- [Work task]: Somewhere below are a line with "- least direct gap on the mesh (eV): 5.62" and a later line with "- pressure (GPa): 0.0". Output exactly those lines and all lines between them.

= = = = = = =

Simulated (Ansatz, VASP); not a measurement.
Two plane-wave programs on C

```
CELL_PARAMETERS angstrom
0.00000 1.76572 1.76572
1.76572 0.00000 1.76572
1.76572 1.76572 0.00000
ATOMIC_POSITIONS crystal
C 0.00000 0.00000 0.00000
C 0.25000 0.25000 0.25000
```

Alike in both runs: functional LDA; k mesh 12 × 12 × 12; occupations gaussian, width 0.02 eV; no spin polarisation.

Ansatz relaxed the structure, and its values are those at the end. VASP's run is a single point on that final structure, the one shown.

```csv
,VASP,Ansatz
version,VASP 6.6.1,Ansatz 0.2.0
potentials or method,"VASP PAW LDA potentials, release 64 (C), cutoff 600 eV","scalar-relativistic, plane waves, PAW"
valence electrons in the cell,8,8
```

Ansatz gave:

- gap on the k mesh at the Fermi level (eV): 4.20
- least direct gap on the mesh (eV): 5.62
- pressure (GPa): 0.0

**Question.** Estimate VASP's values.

= = = = = = =

- [Exercise response]:
- least direct gap on the mesh (eV): 5.62
- pressure (GPa): 0.0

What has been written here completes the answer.